| DATA SECTION |
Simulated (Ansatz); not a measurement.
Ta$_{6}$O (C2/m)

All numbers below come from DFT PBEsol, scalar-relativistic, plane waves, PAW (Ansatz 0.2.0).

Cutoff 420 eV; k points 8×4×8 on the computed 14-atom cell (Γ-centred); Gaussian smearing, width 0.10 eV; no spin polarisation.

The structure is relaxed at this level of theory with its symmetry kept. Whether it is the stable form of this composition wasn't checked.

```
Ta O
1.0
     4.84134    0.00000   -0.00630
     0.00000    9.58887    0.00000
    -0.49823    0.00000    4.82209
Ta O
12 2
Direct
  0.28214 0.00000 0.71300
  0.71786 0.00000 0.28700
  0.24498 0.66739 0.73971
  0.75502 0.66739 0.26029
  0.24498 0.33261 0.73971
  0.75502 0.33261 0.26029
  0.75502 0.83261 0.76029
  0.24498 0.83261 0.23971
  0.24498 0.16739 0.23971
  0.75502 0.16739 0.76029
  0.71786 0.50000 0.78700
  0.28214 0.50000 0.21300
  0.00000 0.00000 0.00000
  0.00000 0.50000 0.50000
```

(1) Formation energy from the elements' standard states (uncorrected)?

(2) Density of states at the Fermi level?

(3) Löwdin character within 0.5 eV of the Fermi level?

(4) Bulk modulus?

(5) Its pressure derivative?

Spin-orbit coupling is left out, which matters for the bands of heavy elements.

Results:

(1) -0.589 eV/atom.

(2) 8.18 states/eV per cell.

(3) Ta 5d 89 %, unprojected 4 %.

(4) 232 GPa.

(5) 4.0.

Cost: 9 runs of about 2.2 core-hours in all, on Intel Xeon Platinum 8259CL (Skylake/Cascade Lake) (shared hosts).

| REQUIREMENT |
Word for word, please print every line from the beginning of the records to the line bearing "All numbers below", counting both ends and stopping there.

| SOLUTION |
Simulated (Ansatz); not a measurement.
Ta$_{6}$O (C2/m)

All numbers below come from DFT PBEsol, scalar-relativistic, plane waves, PAW (Ansatz 0.2.0).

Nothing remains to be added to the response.